▸ Excerpted data:
★ ★ ★ ★ ★

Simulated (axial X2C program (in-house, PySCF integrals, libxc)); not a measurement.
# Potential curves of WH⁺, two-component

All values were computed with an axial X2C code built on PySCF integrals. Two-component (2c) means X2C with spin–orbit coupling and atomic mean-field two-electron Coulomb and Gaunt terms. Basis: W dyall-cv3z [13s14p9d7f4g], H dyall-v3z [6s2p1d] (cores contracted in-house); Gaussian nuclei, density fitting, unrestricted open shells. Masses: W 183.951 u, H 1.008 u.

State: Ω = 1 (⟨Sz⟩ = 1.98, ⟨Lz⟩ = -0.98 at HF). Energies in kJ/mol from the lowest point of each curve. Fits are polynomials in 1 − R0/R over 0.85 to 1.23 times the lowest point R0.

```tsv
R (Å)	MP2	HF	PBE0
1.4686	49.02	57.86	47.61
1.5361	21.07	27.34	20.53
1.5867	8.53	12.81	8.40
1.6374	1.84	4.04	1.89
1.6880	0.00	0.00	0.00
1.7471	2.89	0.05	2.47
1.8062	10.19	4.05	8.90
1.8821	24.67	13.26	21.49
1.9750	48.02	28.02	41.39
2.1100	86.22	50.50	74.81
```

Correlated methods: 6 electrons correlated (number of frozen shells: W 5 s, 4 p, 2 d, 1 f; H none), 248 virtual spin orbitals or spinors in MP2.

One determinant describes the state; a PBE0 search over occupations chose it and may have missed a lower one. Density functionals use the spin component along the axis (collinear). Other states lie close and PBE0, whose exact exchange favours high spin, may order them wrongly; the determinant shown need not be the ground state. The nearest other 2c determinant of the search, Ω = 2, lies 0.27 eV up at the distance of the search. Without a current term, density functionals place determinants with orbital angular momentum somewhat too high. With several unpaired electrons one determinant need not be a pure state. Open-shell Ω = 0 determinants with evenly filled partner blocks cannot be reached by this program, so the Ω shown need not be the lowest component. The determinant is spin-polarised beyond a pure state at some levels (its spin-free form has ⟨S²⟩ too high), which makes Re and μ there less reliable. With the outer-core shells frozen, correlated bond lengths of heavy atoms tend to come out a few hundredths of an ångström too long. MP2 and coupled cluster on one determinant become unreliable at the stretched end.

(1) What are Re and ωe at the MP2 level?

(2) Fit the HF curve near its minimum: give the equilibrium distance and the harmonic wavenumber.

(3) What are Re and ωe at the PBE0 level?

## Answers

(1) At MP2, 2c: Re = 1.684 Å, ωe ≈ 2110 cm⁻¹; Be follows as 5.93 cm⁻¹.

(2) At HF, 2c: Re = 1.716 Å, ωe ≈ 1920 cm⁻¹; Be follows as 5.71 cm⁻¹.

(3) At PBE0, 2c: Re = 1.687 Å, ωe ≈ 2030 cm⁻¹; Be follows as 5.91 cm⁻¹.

★ ★ ★ ★ ★

▸ Requirement:
Once the line containing "Correlated methods: 6" has been written out, please stop; every line before it, back to the first line of the records above, should be given exactly.

▸ Written solution:
Simulated (axial X2C program (in-house, PySCF integrals, libxc)); not a measurement.
# Potential curves of WH⁺, two-component

All values were computed with an axial X2C code built on PySCF integrals. Two-component (2c) means X2C with spin–orbit coupling and atomic mean-field two-electron Coulomb and Gaunt terms. Basis: W dyall-cv3z [13s14p9d7f4g], H dyall-v3z [6s2p1d] (cores contracted in-house); Gaussian nuclei, density fitting, unrestricted open shells. Masses: W 183.951 u, H 1.008 u.

State: Ω = 1 (⟨Sz⟩ = 1.98, ⟨Lz⟩ = -0.98 at HF). Energies in kJ/mol from the lowest point of each curve. Fits are polynomials in 1 − R0/R over 0.85 to 1.23 times the lowest point R0.

```tsv
R (Å)	MP2	HF	PBE0
1.4686	49.02	57.86	47.61
1.5361	21.07	27.34	20.53
1.5867	8.53	12.81	8.40
1.6374	1.84	4.04	1.89
1.6880	0.00	0.00	0.00
1.7471	2.89	0.05	2.47
1.8062	10.19	4.05	8.90
1.8821	24.67	13.26	21.49
1.9750	48.02	28.02	41.39
2.1100	86.22	50.50	74.81
```

Correlated methods: 6 electrons correlated (number of frozen shells: W 5 s, 4 p, 2 d, 1 f; H none), 248 virtual spin orbitals or spinors in MP2.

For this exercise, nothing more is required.